╔══

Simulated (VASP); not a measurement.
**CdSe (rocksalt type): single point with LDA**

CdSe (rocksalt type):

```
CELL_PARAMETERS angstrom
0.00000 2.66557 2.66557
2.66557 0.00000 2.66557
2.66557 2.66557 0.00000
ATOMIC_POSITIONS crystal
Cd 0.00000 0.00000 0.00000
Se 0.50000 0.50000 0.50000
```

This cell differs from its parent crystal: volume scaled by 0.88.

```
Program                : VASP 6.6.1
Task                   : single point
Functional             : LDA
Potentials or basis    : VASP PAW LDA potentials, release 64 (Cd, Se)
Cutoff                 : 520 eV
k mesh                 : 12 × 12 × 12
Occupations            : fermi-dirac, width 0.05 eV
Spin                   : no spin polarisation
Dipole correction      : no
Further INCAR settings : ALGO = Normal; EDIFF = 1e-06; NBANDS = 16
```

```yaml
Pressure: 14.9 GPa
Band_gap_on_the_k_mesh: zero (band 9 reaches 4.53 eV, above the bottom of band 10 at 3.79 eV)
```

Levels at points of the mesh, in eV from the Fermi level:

╚══

BRIEF:
Repeat the material in full, exactly as it reads.

ANSWER SECTION:
Simulated (VASP); not a measurement.
**CdSe (rocksalt type): single point with LDA**

CdSe (rocksalt type):

```
CELL_PARAMETERS angstrom
0.00000 2.66557 2.66557
2.66557 0.00000 2.66557
2.66557 2.66557 0.00000
ATOMIC_POSITIONS crystal
Cd 0.00000 0.00000 0.00000
Se 0.50000 0.50000 0.50000
```

This cell differs from its parent crystal: volume scaled by 0.88.

```
Program                : VASP 6.6.1
Task                   : single point
Functional             : LDA
Potentials or basis    : VASP PAW LDA potentials, release 64 (Cd, Se)
Cutoff                 : 520 eV
k mesh                 : 12 × 12 × 12
Occupations            : fermi-dirac, width 0.05 eV
Spin                   : no spin polarisation
Dipole correction      : no
Further INCAR settings : ALGO = Normal; EDIFF = 1e-06; NBANDS = 16
```

```yaml
Pressure: 14.9 GPa
Band_gap_on_the_k_mesh: zero (band 9 reaches 4.53 eV, above the bottom of band 10 at 3.79 eV)
```

Levels at points of the mesh, in eV from the Fermi level:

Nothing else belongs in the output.